→ Requirement
Given the listing below, write out exactly the lines starting with the line that has "Solution. It ends" and going on through the line that has "From the same", both kept.

┄┄┄┄┄┄┄┄┄┄
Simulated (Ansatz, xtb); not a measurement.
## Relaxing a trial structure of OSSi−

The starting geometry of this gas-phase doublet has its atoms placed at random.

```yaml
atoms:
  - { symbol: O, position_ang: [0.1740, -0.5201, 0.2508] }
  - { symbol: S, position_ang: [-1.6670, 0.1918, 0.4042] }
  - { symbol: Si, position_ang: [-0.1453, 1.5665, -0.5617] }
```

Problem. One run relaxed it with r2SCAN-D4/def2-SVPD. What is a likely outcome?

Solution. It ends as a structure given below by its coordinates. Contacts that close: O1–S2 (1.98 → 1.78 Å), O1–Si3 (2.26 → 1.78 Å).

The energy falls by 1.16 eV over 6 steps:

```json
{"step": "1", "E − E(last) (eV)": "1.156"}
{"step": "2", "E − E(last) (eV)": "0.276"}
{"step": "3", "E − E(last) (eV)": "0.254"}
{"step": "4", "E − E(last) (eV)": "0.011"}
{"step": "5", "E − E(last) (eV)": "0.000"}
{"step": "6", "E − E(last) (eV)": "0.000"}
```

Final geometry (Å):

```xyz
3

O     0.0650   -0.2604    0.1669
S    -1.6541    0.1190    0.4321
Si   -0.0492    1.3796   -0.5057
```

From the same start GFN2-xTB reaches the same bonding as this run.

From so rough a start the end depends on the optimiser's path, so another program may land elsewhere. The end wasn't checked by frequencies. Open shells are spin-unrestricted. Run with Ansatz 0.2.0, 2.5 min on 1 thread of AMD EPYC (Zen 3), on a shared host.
┄┄┄┄┄┄┄┄┄┄

→ Response
Solution. It ends as a structure given below by its coordinates. Contacts that close: O1–S2 (1.98 → 1.78 Å), O1–Si3 (2.26 → 1.78 Å).

The energy falls by 1.16 eV over 6 steps:

```json
{"step": "1", "E − E(last) (eV)": "1.156"}
{"step": "2", "E − E(last) (eV)": "0.276"}
{"step": "3", "E − E(last) (eV)": "0.254"}
{"step": "4", "E − E(last) (eV)": "0.011"}
{"step": "5", "E − E(last) (eV)": "0.000"}
{"step": "6", "E − E(last) (eV)": "0.000"}
```

Final geometry (Å):

```xyz
3

O     0.0650   -0.2604    0.1669
S    -1.6541    0.1190    0.4321
Si   -0.0492    1.3796   -0.5057
```

From the same start GFN2-xTB reaches the same bonding as this run.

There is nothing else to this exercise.